ACTION ITEM: Reproduce the whole listing that follows, exactly as it stands.

__________________________________________________

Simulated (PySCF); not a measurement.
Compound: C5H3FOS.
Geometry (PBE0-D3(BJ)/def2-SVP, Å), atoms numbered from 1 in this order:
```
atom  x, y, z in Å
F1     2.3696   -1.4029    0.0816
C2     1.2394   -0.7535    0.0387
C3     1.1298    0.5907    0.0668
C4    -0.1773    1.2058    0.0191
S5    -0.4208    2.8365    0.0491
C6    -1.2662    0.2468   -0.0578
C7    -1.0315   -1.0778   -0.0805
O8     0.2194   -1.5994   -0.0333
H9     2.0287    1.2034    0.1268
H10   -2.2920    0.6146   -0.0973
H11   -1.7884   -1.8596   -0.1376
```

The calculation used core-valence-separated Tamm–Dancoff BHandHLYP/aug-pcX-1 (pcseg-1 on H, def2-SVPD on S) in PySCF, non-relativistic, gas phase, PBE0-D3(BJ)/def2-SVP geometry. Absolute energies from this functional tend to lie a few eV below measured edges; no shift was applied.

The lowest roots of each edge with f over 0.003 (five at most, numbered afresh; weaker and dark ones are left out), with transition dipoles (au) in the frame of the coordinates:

__________________________________________________

EXERCISE RESPONSE:
Simulated (PySCF); not a measurement.
Compound: C5H3FOS.
Geometry (PBE0-D3(BJ)/def2-SVP, Å), atoms numbered from 1 in this order:
```
atom  x, y, z in Å
F1     2.3696   -1.4029    0.0816
C2     1.2394   -0.7535    0.0387
C3     1.1298    0.5907    0.0668
C4    -0.1773    1.2058    0.0191
S5    -0.4208    2.8365    0.0491
C6    -1.2662    0.2468   -0.0578
C7    -1.0315   -1.0778   -0.0805
O8     0.2194   -1.5994   -0.0333
H9     2.0287    1.2034    0.1268
H10   -2.2920    0.6146   -0.0973
H11   -1.7884   -1.8596   -0.1376
```

The calculation used core-valence-separated Tamm–Dancoff BHandHLYP/aug-pcX-1 (pcseg-1 on H, def2-SVPD on S) in PySCF, non-relativistic, gas phase, PBE0-D3(BJ)/def2-SVP geometry. Absolute energies from this functional tend to lie a few eV below measured edges; no shift was applied.

The lowest roots of each edge with f over 0.003 (five at most, numbered afresh; weaker and dark ones are left out), with transition dipoles (au) in the frame of the coordinates:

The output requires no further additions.